MATERIAL SUPPLIED =>
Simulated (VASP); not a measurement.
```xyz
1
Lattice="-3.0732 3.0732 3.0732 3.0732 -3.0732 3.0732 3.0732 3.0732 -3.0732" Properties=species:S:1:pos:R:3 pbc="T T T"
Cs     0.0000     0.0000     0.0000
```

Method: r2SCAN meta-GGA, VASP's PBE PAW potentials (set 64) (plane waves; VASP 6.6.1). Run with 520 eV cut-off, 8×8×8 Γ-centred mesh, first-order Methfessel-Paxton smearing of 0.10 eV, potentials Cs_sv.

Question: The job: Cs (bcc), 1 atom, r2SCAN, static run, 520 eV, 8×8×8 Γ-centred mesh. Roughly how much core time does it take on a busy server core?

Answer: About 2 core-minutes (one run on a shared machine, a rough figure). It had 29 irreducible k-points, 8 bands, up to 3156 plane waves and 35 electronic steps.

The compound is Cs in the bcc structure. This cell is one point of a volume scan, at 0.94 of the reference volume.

REQUIRED ACTION =>
Output only an exact transcription of the lines above from the one with "Method: r2SCAN meta-GGA, VASP's" up to and including the one with "Answer: About 2".

ANSWER BOX =>
Method: r2SCAN meta-GGA, VASP's PBE PAW potentials (set 64) (plane waves; VASP 6.6.1). Run with 520 eV cut-off, 8×8×8 Γ-centred mesh, first-order Methfessel-Paxton smearing of 0.10 eV, potentials Cs_sv.

Question: The job: Cs (bcc), 1 atom, r2SCAN, static run, 520 eV, 8×8×8 Γ-centred mesh. Roughly how much core time does it take on a busy server core?

Answer: About 2 core-minutes (one run on a shared machine, a rough figure). It had 29 irreducible k-points, 8 bands, up to 3156 plane waves and 35 electronic steps.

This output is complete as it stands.